**ACTION ITEM**
Repeat exactly, and only, the lines of the entries below from the one with "## Ballistic transport" through the one with "Transmission follows bond", both ends included.

______________________________

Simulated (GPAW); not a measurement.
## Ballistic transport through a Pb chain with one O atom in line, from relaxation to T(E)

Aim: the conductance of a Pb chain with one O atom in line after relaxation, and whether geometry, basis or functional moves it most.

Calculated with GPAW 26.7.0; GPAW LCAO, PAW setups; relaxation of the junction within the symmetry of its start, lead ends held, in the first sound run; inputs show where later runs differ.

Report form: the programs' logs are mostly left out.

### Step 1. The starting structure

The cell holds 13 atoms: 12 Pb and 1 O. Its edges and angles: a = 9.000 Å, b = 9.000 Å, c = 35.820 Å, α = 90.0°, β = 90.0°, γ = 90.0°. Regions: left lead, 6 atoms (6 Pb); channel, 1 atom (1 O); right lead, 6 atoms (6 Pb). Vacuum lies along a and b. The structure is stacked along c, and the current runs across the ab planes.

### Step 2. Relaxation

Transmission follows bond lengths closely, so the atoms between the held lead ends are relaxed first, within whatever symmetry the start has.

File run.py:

______________________________

**WRITTEN ANSWER**
## Ballistic transport through a Pb chain with one O atom in line, from relaxation to T(E)

Aim: the conductance of a Pb chain with one O atom in line after relaxation, and whether geometry, basis or functional moves it most.

Calculated with GPAW 26.7.0; GPAW LCAO, PAW setups; relaxation of the junction within the symmetry of its start, lead ends held, in the first sound run; inputs show where later runs differ.

Report form: the programs' logs are mostly left out.

### Step 1. The starting structure

The cell holds 13 atoms: 12 Pb and 1 O. Its edges and angles: a = 9.000 Å, b = 9.000 Å, c = 35.820 Å, α = 90.0°, β = 90.0°, γ = 90.0°. Regions: left lead, 6 atoms (6 Pb); channel, 1 atom (1 O); right lead, 6 atoms (6 Pb). Vacuum lies along a and b. The structure is stacked along c, and the current runs across the ab planes.

### Step 2. Relaxation

Transmission follows bond lengths closely, so the atoms between the held lead ends are relaxed first, within whatever symmetry the start has.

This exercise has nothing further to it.